### REQUIREMENT
Each record in the material below must be written out again exactly.

-*-

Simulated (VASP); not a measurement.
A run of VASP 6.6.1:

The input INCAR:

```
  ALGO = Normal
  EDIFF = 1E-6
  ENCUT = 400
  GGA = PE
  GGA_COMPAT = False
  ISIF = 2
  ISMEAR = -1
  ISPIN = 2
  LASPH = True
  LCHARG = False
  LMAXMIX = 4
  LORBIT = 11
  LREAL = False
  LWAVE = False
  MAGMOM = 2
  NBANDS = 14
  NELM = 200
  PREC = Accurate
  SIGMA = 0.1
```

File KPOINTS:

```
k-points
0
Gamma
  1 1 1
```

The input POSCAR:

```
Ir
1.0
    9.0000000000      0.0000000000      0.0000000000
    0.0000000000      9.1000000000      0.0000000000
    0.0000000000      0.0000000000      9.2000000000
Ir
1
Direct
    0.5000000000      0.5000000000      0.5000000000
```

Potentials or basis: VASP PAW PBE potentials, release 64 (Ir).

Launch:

-*-

### YOUR RESPONSE
Simulated (VASP); not a measurement.
A run of VASP 6.6.1:

The input INCAR:

```
  ALGO = Normal
  EDIFF = 1E-6
  ENCUT = 400
  GGA = PE
  GGA_COMPAT = False
  ISIF = 2
  ISMEAR = -1
  ISPIN = 2
  LASPH = True
  LCHARG = False
  LMAXMIX = 4
  LORBIT = 11
  LREAL = False
  LWAVE = False
  MAGMOM = 2
  NBANDS = 14
  NELM = 200
  PREC = Accurate
  SIGMA = 0.1
```

File KPOINTS:

```
k-points
0
Gamma
  1 1 1
```

The input POSCAR:

```
Ir
1.0
    9.0000000000      0.0000000000      0.0000000000
    0.0000000000      9.1000000000      0.0000000000
    0.0000000000      0.0000000000      9.2000000000
Ir
1
Direct
    0.5000000000      0.5000000000      0.5000000000
```

Potentials or basis: VASP PAW PBE potentials, release 64 (Ir).

Launch:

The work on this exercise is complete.